#### Raw data
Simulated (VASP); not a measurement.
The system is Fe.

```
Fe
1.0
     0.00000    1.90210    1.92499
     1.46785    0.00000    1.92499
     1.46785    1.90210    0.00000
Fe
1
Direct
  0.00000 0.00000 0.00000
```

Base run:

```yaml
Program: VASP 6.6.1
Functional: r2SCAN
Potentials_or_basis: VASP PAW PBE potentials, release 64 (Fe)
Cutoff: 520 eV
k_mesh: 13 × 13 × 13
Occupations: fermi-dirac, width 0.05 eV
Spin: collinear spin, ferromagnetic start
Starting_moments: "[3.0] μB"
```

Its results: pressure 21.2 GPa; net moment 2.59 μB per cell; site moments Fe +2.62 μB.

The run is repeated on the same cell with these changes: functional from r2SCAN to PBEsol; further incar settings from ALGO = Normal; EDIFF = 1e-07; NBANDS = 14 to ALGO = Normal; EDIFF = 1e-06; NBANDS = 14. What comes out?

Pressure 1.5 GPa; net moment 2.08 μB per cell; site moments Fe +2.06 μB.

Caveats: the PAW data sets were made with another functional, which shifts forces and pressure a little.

#### Work order
Copy out the data above word for word, starting at its first line and ending with the line that contains "Pressure 1.5 GPa;".

#### Exercise result
Simulated (VASP); not a measurement.
The system is Fe.

```
Fe
1.0
     0.00000    1.90210    1.92499
     1.46785    0.00000    1.92499
     1.46785    1.90210    0.00000
Fe
1
Direct
  0.00000 0.00000 0.00000
```

Base run:

```yaml
Program: VASP 6.6.1
Functional: r2SCAN
Potentials_or_basis: VASP PAW PBE potentials, release 64 (Fe)
Cutoff: 520 eV
k_mesh: 13 × 13 × 13
Occupations: fermi-dirac, width 0.05 eV
Spin: collinear spin, ferromagnetic start
Starting_moments: "[3.0] μB"
```

Its results: pressure 21.2 GPa; net moment 2.59 μB per cell; site moments Fe +2.62 μB.

The run is repeated on the same cell with these changes: functional from r2SCAN to PBEsol; further incar settings from ALGO = Normal; EDIFF = 1e-07; NBANDS = 14 to ALGO = Normal; EDIFF = 1e-06; NBANDS = 14. What comes out?

Pressure 1.5 GPa; net moment 2.08 μB per cell; site moments Fe +2.06 μB.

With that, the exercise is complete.